------ Extracted material ------

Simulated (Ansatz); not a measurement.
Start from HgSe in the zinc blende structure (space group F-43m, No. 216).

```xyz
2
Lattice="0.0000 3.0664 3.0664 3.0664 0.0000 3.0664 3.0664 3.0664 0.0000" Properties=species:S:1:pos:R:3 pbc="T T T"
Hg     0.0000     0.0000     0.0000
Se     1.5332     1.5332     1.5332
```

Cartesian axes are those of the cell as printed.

------

* Work order: The records above need copying again. Keep each word as it is.

* Response:
Simulated (Ansatz); not a measurement.
Start from HgSe in the zinc blende structure (space group F-43m, No. 216).

```xyz
2
Lattice="0.0000 3.0664 3.0664 3.0664 0.0000 3.0664 3.0664 3.0664 0.0000" Properties=species:S:1:pos:R:3 pbc="T T T"
Hg     0.0000     0.0000     0.0000
Se     1.5332     1.5332     1.5332
```

Cartesian axes are those of the cell as printed.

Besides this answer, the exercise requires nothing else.